──────── Excerpted records ────────
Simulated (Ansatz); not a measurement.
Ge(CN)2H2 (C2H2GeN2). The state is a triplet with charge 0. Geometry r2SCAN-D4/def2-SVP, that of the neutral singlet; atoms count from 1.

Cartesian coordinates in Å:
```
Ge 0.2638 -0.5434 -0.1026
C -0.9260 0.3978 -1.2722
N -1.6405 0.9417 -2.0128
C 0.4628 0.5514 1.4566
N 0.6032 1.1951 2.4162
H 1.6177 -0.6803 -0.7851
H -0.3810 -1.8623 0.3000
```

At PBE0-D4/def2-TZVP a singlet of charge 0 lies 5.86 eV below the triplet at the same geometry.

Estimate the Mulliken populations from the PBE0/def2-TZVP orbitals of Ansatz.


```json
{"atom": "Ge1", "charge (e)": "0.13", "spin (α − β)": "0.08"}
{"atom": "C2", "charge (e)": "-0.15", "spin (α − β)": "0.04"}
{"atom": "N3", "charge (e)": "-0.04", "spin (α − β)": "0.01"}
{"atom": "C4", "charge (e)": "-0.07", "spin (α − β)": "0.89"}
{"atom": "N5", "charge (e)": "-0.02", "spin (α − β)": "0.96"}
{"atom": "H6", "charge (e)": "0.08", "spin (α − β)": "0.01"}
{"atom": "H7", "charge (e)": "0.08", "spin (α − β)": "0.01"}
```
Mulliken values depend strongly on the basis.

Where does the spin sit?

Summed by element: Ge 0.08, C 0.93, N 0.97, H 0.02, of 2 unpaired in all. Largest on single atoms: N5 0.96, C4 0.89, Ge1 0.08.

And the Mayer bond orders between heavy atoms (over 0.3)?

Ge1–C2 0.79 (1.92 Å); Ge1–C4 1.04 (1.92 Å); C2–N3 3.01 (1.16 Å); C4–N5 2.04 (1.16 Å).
────────

Return exactly, and only, the lines above starting at the line that contains "At PBE0-D4/def2-TZVP a" and ending at the line that contains "And the Mayer".

Worked solution
At PBE0-D4/def2-TZVP a singlet of charge 0 lies 5.86 eV below the triplet at the same geometry.

Estimate the Mulliken populations from the PBE0/def2-TZVP orbitals of Ansatz.


```json
{"atom": "Ge1", "charge (e)": "0.13", "spin (α − β)": "0.08"}
{"atom": "C2", "charge (e)": "-0.15", "spin (α − β)": "0.04"}
{"atom": "N3", "charge (e)": "-0.04", "spin (α − β)": "0.01"}
{"atom": "C4", "charge (e)": "-0.07", "spin (α − β)": "0.89"}
{"atom": "N5", "charge (e)": "-0.02", "spin (α − β)": "0.96"}
{"atom": "H6", "charge (e)": "0.08", "spin (α − β)": "0.01"}
{"atom": "H7", "charge (e)": "0.08", "spin (α − β)": "0.01"}
```
Mulliken values depend strongly on the basis.

Where does the spin sit?

Summed by element: Ge 0.08, C 0.93, N 0.97, H 0.02, of 2 unpaired in all. Largest on single atoms: N5 0.96, C4 0.89, Ge1 0.08.

And the Mayer bond orders between heavy atoms (over 0.3)?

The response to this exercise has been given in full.